#### Information supplied
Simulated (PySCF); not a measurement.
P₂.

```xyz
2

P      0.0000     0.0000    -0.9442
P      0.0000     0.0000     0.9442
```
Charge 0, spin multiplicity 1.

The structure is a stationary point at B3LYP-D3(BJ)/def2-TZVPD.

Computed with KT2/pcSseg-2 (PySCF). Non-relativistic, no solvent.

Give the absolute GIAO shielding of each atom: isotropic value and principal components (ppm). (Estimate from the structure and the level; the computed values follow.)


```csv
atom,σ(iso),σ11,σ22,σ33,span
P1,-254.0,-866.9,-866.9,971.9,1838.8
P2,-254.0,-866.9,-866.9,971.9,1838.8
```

#### Required action
Every line above from the line with "Charge 0, spin multiplicity 1." to the line with "Computed with KT2/pcSseg-2", inclusive, must be returned exactly; no other line belongs in the reply.

#### Your solution
Charge 0, spin multiplicity 1.

The structure is a stationary point at B3LYP-D3(BJ)/def2-TZVPD.

Computed with KT2/pcSseg-2 (PySCF). Non-relativistic, no solvent.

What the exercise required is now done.